• [Work order] Those lines of the material below that fall between its first line and the line with "Task: How long", both included, are to be repeated exactly.

• [Records supplied]
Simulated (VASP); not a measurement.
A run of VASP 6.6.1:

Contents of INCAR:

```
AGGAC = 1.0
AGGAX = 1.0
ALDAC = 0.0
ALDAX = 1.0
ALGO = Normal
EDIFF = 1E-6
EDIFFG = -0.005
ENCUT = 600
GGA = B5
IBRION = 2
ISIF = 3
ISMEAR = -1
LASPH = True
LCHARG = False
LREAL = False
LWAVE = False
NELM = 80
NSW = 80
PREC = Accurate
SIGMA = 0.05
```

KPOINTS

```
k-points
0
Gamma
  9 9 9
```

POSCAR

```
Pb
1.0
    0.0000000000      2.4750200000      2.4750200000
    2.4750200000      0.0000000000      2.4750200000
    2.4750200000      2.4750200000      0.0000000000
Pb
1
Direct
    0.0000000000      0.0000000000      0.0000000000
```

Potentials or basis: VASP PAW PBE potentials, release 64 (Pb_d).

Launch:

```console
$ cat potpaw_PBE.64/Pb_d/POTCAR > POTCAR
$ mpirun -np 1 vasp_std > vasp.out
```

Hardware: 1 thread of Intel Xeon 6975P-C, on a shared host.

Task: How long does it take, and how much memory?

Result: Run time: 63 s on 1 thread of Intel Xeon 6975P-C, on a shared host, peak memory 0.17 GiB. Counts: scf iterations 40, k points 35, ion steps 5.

• [Written solution]
Simulated (VASP); not a measurement.
A run of VASP 6.6.1:

Contents of INCAR:

```
AGGAC = 1.0
AGGAX = 1.0
ALDAC = 0.0
ALDAX = 1.0
ALGO = Normal
EDIFF = 1E-6
EDIFFG = -0.005
ENCUT = 600
GGA = B5
IBRION = 2
ISIF = 3
ISMEAR = -1
LASPH = True
LCHARG = False
LREAL = False
LWAVE = False
NELM = 80
NSW = 80
PREC = Accurate
SIGMA = 0.05
```

KPOINTS

```
k-points
0
Gamma
  9 9 9
```

POSCAR

```
Pb
1.0
    0.0000000000      2.4750200000      2.4750200000
    2.4750200000      0.0000000000      2.4750200000
    2.4750200000      2.4750200000      0.0000000000
Pb
1
Direct
    0.0000000000      0.0000000000      0.0000000000
```

Potentials or basis: VASP PAW PBE potentials, release 64 (Pb_d).

Launch:

```console
$ cat potpaw_PBE.64/Pb_d/POTCAR > POTCAR
$ mpirun -np 1 vasp_std > vasp.out
```

Hardware: 1 thread of Intel Xeon 6975P-C, on a shared host.

Task: How long does it take, and how much memory?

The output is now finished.